§ **Activity**
Please retype the material beneath this task exactly, starting with its first line and finishing with the line containing "Capacitance measurement on".

§ **Provided records**
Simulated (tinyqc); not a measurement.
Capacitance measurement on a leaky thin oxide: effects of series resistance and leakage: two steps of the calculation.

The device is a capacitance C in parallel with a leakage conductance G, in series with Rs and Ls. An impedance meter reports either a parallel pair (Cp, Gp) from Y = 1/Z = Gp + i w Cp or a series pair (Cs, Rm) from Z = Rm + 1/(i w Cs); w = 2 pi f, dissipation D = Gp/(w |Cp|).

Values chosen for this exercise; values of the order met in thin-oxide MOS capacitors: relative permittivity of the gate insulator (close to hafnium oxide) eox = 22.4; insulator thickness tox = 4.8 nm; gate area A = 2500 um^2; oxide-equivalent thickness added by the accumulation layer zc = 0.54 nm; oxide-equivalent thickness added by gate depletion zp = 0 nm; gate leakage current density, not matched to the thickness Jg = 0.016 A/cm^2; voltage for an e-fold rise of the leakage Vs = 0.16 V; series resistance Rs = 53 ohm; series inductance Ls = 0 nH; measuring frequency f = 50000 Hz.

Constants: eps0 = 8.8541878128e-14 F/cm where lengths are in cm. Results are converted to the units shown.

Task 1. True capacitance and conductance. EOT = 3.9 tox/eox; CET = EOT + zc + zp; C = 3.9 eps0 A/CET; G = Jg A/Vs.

§ **Response area**
Simulated (tinyqc); not a measurement.
Capacitance measurement on a leaky thin oxide: effects of series resistance and leakage: two steps of the calculation.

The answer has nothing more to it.